Requirement:
Return the opening lines of the material, word for word. End with the line that contains "### Question".

::: Exercise data
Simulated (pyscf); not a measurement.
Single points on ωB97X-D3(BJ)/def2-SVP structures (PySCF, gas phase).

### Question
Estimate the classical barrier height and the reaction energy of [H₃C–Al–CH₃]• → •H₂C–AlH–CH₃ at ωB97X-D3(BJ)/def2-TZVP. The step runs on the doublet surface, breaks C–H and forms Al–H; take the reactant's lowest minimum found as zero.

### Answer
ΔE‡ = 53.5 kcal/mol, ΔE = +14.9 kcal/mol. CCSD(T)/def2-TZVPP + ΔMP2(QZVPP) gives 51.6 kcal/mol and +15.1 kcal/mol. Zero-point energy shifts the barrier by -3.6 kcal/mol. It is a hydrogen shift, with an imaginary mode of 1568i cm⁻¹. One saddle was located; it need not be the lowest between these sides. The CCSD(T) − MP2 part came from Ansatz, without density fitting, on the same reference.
::::::

Written solution:
Simulated (pyscf); not a measurement.
Single points on ωB97X-D3(BJ)/def2-SVP structures (PySCF, gas phase).

### Question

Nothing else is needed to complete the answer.